▼

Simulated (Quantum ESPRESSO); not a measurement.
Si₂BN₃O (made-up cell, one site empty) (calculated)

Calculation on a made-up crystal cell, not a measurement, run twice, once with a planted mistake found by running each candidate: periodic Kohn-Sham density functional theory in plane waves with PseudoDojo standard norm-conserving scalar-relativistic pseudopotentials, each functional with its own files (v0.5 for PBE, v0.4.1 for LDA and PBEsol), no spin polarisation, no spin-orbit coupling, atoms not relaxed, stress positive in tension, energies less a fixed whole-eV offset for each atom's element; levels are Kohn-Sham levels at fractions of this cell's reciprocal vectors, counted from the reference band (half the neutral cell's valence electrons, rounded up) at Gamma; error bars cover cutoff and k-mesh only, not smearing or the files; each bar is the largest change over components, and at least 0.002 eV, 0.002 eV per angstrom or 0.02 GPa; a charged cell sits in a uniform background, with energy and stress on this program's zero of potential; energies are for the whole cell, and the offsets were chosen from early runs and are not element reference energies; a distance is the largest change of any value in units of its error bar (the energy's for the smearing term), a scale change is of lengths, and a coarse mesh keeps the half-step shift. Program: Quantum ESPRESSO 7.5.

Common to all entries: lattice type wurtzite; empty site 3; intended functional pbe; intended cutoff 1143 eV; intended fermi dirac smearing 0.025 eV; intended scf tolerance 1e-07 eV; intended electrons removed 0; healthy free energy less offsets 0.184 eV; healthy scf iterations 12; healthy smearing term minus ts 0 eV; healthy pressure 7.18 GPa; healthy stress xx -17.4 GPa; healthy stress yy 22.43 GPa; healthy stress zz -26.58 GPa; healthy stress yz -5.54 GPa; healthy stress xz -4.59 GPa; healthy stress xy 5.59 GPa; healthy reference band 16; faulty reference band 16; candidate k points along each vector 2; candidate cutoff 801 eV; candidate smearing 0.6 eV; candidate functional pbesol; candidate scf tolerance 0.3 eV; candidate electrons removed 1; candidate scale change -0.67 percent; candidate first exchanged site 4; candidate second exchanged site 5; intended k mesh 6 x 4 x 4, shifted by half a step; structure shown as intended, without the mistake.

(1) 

▲

Requirement - Retype, exactly and in full, the listing from its first line to the one holding "Si₂BN₃O (made-up cell, one", both included.

Your solution -
Simulated (Quantum ESPRESSO); not a measurement.
Si₂BN₃O (made-up cell, one site empty) (calculated)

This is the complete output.